REQUIRED ACTION
Reproduce each record in the listing below exactly as written.

INFORMATION GIVEN below:

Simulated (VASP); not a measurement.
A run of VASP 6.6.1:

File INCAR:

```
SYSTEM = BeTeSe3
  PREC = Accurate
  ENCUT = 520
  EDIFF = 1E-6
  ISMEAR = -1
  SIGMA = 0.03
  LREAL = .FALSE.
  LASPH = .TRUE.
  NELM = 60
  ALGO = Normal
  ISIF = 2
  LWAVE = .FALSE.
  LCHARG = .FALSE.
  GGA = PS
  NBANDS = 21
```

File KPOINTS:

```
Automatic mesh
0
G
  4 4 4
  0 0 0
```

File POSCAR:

End of INFORMATION GIVEN.

SOLUTION
Simulated (VASP); not a measurement.
A run of VASP 6.6.1:

File INCAR:

```
SYSTEM = BeTeSe3
  PREC = Accurate
  ENCUT = 520
  EDIFF = 1E-6
  ISMEAR = -1
  SIGMA = 0.03
  LREAL = .FALSE.
  LASPH = .TRUE.
  NELM = 60
  ALGO = Normal
  ISIF = 2
  LWAVE = .FALSE.
  LCHARG = .FALSE.
  GGA = PS
  NBANDS = 21
```

File KPOINTS:

```
Automatic mesh
0
G
  4 4 4
  0 0 0
```

File POSCAR:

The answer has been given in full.